▸ REQUIRED ACTION: Output the full listing word for word.

▸ EXTRACTED INFORMATION:
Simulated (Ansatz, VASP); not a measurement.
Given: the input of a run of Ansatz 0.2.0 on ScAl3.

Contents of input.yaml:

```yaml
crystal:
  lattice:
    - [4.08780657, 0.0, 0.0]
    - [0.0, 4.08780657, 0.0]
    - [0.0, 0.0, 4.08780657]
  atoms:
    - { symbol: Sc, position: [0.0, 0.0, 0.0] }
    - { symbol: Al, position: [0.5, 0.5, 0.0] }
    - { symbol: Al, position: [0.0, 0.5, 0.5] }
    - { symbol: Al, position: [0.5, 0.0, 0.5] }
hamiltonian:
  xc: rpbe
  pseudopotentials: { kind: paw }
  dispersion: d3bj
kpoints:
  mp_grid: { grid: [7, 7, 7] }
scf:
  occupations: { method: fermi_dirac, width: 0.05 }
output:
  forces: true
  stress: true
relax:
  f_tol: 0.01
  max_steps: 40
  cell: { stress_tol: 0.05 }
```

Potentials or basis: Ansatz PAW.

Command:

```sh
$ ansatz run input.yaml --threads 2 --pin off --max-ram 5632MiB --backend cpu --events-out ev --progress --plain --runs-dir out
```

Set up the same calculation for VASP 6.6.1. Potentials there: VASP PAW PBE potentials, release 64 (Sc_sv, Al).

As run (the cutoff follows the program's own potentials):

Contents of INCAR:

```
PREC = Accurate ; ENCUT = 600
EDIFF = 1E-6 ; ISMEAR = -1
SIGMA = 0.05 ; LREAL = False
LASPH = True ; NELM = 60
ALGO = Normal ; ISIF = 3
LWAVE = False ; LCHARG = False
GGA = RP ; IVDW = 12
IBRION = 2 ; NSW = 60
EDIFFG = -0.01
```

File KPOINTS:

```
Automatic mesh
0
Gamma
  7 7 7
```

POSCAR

▸ YOUR RESPONSE:
Simulated (Ansatz, VASP); not a measurement.
Given: the input of a run of Ansatz 0.2.0 on ScAl3.

Contents of input.yaml:

```yaml
crystal:
  lattice:
    - [4.08780657, 0.0, 0.0]
    - [0.0, 4.08780657, 0.0]
    - [0.0, 0.0, 4.08780657]
  atoms:
    - { symbol: Sc, position: [0.0, 0.0, 0.0] }
    - { symbol: Al, position: [0.5, 0.5, 0.0] }
    - { symbol: Al, position: [0.0, 0.5, 0.5] }
    - { symbol: Al, position: [0.5, 0.0, 0.5] }
hamiltonian:
  xc: rpbe
  pseudopotentials: { kind: paw }
  dispersion: d3bj
kpoints:
  mp_grid: { grid: [7, 7, 7] }
scf:
  occupations: { method: fermi_dirac, width: 0.05 }
output:
  forces: true
  stress: true
relax:
  f_tol: 0.01
  max_steps: 40
  cell: { stress_tol: 0.05 }
```

Potentials or basis: Ansatz PAW.

Command:

```sh
$ ansatz run input.yaml --threads 2 --pin off --max-ram 5632MiB --backend cpu --events-out ev --progress --plain --runs-dir out
```

Set up the same calculation for VASP 6.6.1. Potentials there: VASP PAW PBE potentials, release 64 (Sc_sv, Al).

As run (the cutoff follows the program's own potentials):

Contents of INCAR:

```
PREC = Accurate ; ENCUT = 600
EDIFF = 1E-6 ; ISMEAR = -1
SIGMA = 0.05 ; LREAL = False
LASPH = True ; NELM = 60
ALGO = Normal ; ISIF = 3
LWAVE = False ; LCHARG = False
GGA = RP ; IVDW = 12
IBRION = 2 ; NSW = 60
EDIFFG = -0.01
```

File KPOINTS:

```
Automatic mesh
0
Gamma
  7 7 7
```

POSCAR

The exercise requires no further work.